Data for review:
*** Begin section ***

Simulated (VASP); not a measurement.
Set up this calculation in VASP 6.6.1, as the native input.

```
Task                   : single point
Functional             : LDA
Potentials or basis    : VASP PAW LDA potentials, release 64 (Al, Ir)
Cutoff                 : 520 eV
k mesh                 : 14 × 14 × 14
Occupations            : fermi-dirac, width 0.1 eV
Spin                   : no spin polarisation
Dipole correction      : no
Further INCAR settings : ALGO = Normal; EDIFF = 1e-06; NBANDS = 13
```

*** End section ***

Action item: Word for word, repeat every line of the data.

Exercise solution:
Simulated (VASP); not a measurement.
Set up this calculation in VASP 6.6.1, as the native input.

```
Task                   : single point
Functional             : LDA
Potentials or basis    : VASP PAW LDA potentials, release 64 (Al, Ir)
Cutoff                 : 520 eV
k mesh                 : 14 × 14 × 14
Occupations            : fermi-dirac, width 0.1 eV
Spin                   : no spin polarisation
Dipole correction      : no
Further INCAR settings : ALGO = Normal; EDIFF = 1e-06; NBANDS = 13
```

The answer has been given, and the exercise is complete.